#### INFORMATION SHOWN
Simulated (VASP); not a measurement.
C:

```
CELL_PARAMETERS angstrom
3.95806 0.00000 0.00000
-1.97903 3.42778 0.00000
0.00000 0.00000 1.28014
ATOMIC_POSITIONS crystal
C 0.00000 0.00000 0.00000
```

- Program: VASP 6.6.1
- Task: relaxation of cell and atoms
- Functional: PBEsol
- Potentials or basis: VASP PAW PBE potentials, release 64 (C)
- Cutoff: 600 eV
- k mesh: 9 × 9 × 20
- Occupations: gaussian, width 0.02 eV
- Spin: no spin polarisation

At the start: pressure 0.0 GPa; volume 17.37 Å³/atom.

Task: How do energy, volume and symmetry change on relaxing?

#### ACTIVITY
Would you reproduce the entire listing, keeping every line as it is?

#### EXERCISE OUTPUT
Simulated (VASP); not a measurement.
C:

```
CELL_PARAMETERS angstrom
3.95806 0.00000 0.00000
-1.97903 3.42778 0.00000
0.00000 0.00000 1.28014
ATOMIC_POSITIONS crystal
C 0.00000 0.00000 0.00000
```

- Program: VASP 6.6.1
- Task: relaxation of cell and atoms
- Functional: PBEsol
- Potentials or basis: VASP PAW PBE potentials, release 64 (C)
- Cutoff: 600 eV
- k mesh: 9 × 9 × 20
- Occupations: gaussian, width 0.02 eV
- Spin: no spin polarisation

At the start: pressure 0.0 GPa; volume 17.37 Å³/atom.

Task: How do energy, volume and symmetry change on relaxing?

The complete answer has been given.